■ **WORK INSTRUCTION**
Below are some records. Print all of them exactly as they appear.

■ **THE DATA**
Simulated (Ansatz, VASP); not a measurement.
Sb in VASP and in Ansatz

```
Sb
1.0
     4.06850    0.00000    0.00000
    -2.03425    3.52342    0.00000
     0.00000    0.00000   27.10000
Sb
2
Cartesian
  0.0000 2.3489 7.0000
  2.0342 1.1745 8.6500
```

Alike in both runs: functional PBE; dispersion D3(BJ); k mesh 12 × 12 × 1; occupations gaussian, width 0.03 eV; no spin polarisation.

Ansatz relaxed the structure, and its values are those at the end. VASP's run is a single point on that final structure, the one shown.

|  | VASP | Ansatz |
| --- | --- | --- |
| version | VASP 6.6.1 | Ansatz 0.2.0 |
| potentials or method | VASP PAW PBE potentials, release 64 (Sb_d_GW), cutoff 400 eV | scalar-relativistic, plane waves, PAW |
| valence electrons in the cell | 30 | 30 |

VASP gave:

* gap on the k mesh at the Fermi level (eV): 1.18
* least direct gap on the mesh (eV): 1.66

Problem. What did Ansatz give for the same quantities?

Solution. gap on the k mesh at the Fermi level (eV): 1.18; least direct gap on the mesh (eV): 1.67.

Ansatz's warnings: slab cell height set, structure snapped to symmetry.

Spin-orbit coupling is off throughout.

■ **TASK SOLUTION**
Simulated (Ansatz, VASP); not a measurement.
Sb in VASP and in Ansatz

```
Sb
1.0
     4.06850    0.00000    0.00000
    -2.03425    3.52342    0.00000
     0.00000    0.00000   27.10000
Sb
2
Cartesian
  0.0000 2.3489 7.0000
  2.0342 1.1745 8.6500
```

Alike in both runs: functional PBE; dispersion D3(BJ); k mesh 12 × 12 × 1; occupations gaussian, width 0.03 eV; no spin polarisation.

Ansatz relaxed the structure, and its values are those at the end. VASP's run is a single point on that final structure, the one shown.

|  | VASP | Ansatz |
| --- | --- | --- |
| version | VASP 6.6.1 | Ansatz 0.2.0 |
| potentials or method | VASP PAW PBE potentials, release 64 (Sb_d_GW), cutoff 400 eV | scalar-relativistic, plane waves, PAW |
| valence electrons in the cell | 30 | 30 |

VASP gave:

* gap on the k mesh at the Fermi level (eV): 1.18
* least direct gap on the mesh (eV): 1.66

Problem. What did Ansatz give for the same quantities?

Solution. gap on the k mesh at the Fermi level (eV): 1.18; least direct gap on the mesh (eV): 1.67.

Ansatz's warnings: slab cell height set, structure snapped to symmetry.

Spin-orbit coupling is off throughout.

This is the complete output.